#### [Required action]
The expected output is every entry that follows, reproduced exactly.

#### [Available data]
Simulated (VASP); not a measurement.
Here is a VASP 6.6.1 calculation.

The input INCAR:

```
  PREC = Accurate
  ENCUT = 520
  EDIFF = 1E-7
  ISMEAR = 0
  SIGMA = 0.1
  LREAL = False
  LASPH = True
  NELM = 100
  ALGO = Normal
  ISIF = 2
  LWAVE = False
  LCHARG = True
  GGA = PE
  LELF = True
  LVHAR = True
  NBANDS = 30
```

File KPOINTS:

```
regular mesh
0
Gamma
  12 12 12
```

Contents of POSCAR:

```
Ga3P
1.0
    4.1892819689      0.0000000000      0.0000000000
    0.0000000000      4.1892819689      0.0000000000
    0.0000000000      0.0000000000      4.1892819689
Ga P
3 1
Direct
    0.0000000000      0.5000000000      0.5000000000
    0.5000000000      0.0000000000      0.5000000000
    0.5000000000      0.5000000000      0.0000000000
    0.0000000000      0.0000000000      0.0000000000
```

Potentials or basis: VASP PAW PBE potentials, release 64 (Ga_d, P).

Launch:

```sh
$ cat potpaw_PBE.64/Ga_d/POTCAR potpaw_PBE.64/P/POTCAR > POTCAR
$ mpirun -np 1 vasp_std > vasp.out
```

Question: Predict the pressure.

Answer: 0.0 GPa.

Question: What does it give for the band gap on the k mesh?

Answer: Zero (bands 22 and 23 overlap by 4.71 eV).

#### [Response box]
Simulated (VASP); not a measurement.
Here is a VASP 6.6.1 calculation.

The input INCAR:

```
  PREC = Accurate
  ENCUT = 520
  EDIFF = 1E-7
  ISMEAR = 0
  SIGMA = 0.1
  LREAL = False
  LASPH = True
  NELM = 100
  ALGO = Normal
  ISIF = 2
  LWAVE = False
  LCHARG = True
  GGA = PE
  LELF = True
  LVHAR = True
  NBANDS = 30
```

File KPOINTS:

```
regular mesh
0
Gamma
  12 12 12
```

Contents of POSCAR:

```
Ga3P
1.0
    4.1892819689      0.0000000000      0.0000000000
    0.0000000000      4.1892819689      0.0000000000
    0.0000000000      0.0000000000      4.1892819689
Ga P
3 1
Direct
    0.0000000000      0.5000000000      0.5000000000
    0.5000000000      0.0000000000      0.5000000000
    0.5000000000      0.5000000000      0.0000000000
    0.0000000000      0.0000000000      0.0000000000
```

Potentials or basis: VASP PAW PBE potentials, release 64 (Ga_d, P).

Launch:

```sh
$ cat potpaw_PBE.64/Ga_d/POTCAR potpaw_PBE.64/P/POTCAR > POTCAR
$ mpirun -np 1 vasp_std > vasp.out
```

Question: Predict the pressure.

Answer: 0.0 GPa.

Question: What does it give for the band gap on the k mesh?

Answer: Zero (bands 22 and 23 overlap by 4.71 eV).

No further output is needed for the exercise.